* _Work order_:
Your answer must be an exact repetition of every record.

* _Data provided_:
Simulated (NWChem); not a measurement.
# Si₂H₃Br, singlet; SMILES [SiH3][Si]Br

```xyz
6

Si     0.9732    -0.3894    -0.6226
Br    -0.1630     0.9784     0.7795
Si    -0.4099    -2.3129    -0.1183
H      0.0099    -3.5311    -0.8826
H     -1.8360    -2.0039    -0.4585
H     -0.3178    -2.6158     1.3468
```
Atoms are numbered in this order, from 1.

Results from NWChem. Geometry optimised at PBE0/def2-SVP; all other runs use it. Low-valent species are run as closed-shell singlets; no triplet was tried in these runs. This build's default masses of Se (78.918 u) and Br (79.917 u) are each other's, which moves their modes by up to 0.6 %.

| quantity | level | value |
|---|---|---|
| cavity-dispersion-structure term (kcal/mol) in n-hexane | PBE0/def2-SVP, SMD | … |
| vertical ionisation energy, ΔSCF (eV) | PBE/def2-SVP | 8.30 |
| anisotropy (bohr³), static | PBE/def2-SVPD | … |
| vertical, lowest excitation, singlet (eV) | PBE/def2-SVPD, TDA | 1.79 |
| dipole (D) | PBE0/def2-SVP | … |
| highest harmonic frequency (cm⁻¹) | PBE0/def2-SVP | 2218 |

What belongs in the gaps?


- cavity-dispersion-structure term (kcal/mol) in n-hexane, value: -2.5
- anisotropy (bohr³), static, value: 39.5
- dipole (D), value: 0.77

* _Reply_:
Simulated (NWChem); not a measurement.
# Si₂H₃Br, singlet; SMILES [SiH3][Si]Br

```xyz
6

Si     0.9732    -0.3894    -0.6226
Br    -0.1630     0.9784     0.7795
Si    -0.4099    -2.3129    -0.1183
H      0.0099    -3.5311    -0.8826
H     -1.8360    -2.0039    -0.4585
H     -0.3178    -2.6158     1.3468
```
Atoms are numbered in this order, from 1.

Results from NWChem. Geometry optimised at PBE0/def2-SVP; all other runs use it. Low-valent species are run as closed-shell singlets; no triplet was tried in these runs. This build's default masses of Se (78.918 u) and Br (79.917 u) are each other's, which moves their modes by up to 0.6 %.

| quantity | level | value |
|---|---|---|
| cavity-dispersion-structure term (kcal/mol) in n-hexane | PBE0/def2-SVP, SMD | … |
| vertical ionisation energy, ΔSCF (eV) | PBE/def2-SVP | 8.30 |
| anisotropy (bohr³), static | PBE/def2-SVPD | … |
| vertical, lowest excitation, singlet (eV) | PBE/def2-SVPD, TDA | 1.79 |
| dipole (D) | PBE0/def2-SVP | … |
| highest harmonic frequency (cm⁻¹) | PBE0/def2-SVP | 2218 |

What belongs in the gaps?


- cavity-dispersion-structure term (kcal/mol) in n-hexane, value: -2.5
- anisotropy (bohr³), static, value: 39.5
- dipole (D), value: 0.77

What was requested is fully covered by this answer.